## ACTIVITY
Starting at the line that contains "## Band-structure run of KTaO₃ (part 2 of 2)" in the listing below, write out every line word for word until you have written the line that contains "Continued. System: KTaO₃".

## ENTRIES PROVIDED
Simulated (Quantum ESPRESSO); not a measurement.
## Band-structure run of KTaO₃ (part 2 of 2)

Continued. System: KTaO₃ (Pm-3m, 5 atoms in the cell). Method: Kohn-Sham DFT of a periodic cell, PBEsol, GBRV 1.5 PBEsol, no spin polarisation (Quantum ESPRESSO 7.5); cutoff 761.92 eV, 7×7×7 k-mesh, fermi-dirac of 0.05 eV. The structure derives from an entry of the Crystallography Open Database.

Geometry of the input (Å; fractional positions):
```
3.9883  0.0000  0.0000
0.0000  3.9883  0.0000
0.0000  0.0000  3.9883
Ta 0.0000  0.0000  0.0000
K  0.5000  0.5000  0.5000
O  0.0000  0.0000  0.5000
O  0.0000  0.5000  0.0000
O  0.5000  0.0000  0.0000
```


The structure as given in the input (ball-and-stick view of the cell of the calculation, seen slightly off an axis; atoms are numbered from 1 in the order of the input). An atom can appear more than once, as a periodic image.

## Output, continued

## YOUR SOLUTION
## Band-structure run of KTaO₃ (part 2 of 2)

Continued. System: KTaO₃ (Pm-3m, 5 atoms in the cell). Method: Kohn-Sham DFT of a periodic cell, PBEsol, GBRV 1.5 PBEsol, no spin polarisation (Quantum ESPRESSO 7.5); cutoff 761.92 eV, 7×7×7 k-mesh, fermi-dirac of 0.05 eV. The structure derives from an entry of the Crystallography Open Database.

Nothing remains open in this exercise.